- _REQUIREMENT_
From the records below, extract only the lines running from the line with "level (eV): 2.69" to the line with "Result: gap on", both lines included, reproducing them exactly.

- _EXERCISE DATA_
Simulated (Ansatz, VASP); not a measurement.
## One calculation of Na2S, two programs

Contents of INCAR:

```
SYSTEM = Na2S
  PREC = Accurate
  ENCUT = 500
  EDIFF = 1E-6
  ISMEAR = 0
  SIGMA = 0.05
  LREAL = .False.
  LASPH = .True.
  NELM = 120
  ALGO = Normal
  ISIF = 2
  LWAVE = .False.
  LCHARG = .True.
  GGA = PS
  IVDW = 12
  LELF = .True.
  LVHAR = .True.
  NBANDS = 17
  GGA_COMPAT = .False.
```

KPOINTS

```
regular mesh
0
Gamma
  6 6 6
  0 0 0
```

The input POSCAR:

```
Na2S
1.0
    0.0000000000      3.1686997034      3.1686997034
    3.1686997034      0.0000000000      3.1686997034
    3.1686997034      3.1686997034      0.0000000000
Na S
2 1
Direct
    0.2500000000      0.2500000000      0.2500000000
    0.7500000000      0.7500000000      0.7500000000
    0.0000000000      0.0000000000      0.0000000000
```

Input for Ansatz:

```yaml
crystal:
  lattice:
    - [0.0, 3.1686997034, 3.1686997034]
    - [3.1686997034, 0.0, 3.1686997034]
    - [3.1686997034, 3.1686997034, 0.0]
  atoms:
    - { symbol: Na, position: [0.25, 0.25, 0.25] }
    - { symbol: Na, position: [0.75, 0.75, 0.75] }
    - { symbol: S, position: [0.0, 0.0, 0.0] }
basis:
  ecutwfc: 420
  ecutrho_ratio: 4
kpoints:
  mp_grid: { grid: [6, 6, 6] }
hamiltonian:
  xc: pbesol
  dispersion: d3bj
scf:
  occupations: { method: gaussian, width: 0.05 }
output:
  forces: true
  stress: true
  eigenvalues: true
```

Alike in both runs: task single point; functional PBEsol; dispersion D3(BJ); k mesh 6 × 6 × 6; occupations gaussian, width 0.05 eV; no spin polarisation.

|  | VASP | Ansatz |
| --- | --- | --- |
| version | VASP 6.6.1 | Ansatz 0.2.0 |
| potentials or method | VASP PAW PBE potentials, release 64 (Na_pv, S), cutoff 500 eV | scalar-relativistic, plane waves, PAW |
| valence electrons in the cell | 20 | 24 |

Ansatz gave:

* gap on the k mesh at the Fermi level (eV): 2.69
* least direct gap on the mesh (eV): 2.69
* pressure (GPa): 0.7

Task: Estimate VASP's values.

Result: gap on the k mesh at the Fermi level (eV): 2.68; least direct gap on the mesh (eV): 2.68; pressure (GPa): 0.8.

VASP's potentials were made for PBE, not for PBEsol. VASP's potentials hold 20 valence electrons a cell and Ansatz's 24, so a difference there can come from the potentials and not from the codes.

- _EXERCISE SOLUTION_
* gap on the k mesh at the Fermi level (eV): 2.69
* least direct gap on the mesh (eV): 2.69
* pressure (GPa): 0.7

Task: Estimate VASP's values.

Result: gap on the k mesh at the Fermi level (eV): 2.68; least direct gap on the mesh (eV): 2.68; pressure (GPa): 0.8.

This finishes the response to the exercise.